— Extracted records —
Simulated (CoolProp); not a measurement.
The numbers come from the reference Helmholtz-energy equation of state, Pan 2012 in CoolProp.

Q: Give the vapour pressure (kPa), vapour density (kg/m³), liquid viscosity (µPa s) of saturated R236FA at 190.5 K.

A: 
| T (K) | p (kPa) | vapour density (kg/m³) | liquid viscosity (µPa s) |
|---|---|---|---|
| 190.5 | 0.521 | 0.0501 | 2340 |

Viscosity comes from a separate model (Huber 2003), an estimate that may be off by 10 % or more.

— Exercise —
Everything from the first line above through the line that contains "0.0501 | 2340 |" should be duplicated exactly, please, and nothing beyond it.

— Task result —
Simulated (CoolProp); not a measurement.
The numbers come from the reference Helmholtz-energy equation of state, Pan 2012 in CoolProp.

Q: Give the vapour pressure (kPa), vapour density (kg/m³), liquid viscosity (µPa s) of saturated R236FA at 190.5 K.

A: 
| T (K) | p (kPa) | vapour density (kg/m³) | liquid viscosity (µPa s) |
|---|---|---|---|
| 190.5 | 0.521 | 0.0501 | 2340 |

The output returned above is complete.